▶ _Supplied records_
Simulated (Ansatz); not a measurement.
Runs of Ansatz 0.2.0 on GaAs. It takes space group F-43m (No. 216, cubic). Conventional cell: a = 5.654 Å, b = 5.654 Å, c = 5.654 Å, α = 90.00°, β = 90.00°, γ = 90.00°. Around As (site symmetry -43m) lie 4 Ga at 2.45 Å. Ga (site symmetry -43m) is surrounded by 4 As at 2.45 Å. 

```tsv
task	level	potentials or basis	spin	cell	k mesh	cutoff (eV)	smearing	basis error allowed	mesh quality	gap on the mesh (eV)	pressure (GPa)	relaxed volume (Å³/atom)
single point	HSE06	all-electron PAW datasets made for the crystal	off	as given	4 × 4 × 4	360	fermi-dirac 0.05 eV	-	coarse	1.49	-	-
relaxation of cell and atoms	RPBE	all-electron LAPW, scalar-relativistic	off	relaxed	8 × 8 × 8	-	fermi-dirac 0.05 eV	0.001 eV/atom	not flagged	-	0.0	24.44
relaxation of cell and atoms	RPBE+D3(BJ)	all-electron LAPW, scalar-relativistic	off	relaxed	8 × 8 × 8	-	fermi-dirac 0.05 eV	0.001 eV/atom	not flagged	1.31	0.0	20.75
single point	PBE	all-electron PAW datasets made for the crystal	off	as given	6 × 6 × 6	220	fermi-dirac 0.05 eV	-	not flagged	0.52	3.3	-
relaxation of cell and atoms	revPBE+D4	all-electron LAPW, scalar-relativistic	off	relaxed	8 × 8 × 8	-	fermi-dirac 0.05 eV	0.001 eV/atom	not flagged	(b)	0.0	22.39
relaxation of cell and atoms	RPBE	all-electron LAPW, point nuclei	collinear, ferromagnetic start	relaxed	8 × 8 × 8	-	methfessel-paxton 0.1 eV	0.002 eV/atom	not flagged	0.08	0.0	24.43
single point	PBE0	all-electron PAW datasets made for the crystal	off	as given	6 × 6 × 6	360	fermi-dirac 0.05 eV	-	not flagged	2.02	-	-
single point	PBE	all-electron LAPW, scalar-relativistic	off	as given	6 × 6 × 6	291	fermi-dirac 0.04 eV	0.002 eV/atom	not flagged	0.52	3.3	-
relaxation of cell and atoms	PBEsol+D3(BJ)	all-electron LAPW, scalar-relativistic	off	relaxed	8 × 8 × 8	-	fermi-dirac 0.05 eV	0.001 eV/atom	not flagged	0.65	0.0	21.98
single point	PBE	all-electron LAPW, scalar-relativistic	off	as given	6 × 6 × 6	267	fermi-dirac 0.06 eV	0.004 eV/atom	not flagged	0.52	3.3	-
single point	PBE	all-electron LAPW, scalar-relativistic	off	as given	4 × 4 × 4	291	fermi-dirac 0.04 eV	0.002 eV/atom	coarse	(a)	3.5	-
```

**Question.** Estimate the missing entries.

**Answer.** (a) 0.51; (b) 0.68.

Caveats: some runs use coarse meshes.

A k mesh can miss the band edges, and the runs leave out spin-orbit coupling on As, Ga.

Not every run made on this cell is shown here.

▶ _Work order_
In the listing above, find the line containing "the missing entries." and the line containing "A k mesh can", then repeat those two lines and everything between them exactly.

▶ _Exercise output_
**Question.** Estimate the missing entries.

**Answer.** (a) 0.51; (b) 0.68.

Caveats: some runs use coarse meshes.

A k mesh can miss the band edges, and the runs leave out spin-orbit coupling on As, Ga.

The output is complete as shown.